→ **Task item**
Retype the records below exactly. Leave nothing out.

*** Block opens ***

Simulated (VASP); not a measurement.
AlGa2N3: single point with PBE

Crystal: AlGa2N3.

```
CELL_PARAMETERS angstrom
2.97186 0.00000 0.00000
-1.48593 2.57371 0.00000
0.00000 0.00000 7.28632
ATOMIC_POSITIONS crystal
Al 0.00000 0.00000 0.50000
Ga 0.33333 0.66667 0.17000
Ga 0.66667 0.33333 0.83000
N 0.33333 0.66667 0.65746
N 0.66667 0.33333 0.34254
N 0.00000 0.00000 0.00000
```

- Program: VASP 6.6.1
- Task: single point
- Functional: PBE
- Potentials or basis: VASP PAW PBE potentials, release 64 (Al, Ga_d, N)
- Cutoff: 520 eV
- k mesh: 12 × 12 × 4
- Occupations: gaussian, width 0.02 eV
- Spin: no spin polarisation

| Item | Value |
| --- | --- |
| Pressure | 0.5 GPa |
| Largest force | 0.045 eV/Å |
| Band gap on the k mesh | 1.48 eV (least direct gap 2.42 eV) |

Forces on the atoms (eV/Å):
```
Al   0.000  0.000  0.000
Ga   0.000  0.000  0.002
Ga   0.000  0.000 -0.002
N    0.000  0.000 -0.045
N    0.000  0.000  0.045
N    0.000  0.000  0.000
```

*** Block closes ***

→ **Expected answer**
Simulated (VASP); not a measurement.
AlGa2N3: single point with PBE

Crystal: AlGa2N3.

```
CELL_PARAMETERS angstrom
2.97186 0.00000 0.00000
-1.48593 2.57371 0.00000
0.00000 0.00000 7.28632
ATOMIC_POSITIONS crystal
Al 0.00000 0.00000 0.50000
Ga 0.33333 0.66667 0.17000
Ga 0.66667 0.33333 0.83000
N 0.33333 0.66667 0.65746
N 0.66667 0.33333 0.34254
N 0.00000 0.00000 0.00000
```

- Program: VASP 6.6.1
- Task: single point
- Functional: PBE
- Potentials or basis: VASP PAW PBE potentials, release 64 (Al, Ga_d, N)
- Cutoff: 520 eV
- k mesh: 12 × 12 × 4
- Occupations: gaussian, width 0.02 eV
- Spin: no spin polarisation

| Item | Value |
| --- | --- |
| Pressure | 0.5 GPa |
| Largest force | 0.045 eV/Å |
| Band gap on the k mesh | 1.48 eV (least direct gap 2.42 eV) |

Forces on the atoms (eV/Å):
```
Al   0.000  0.000  0.000
Ga   0.000  0.000  0.002
Ga   0.000  0.000 -0.002
N    0.000  0.000 -0.045
N    0.000  0.000  0.045
N    0.000  0.000  0.000
```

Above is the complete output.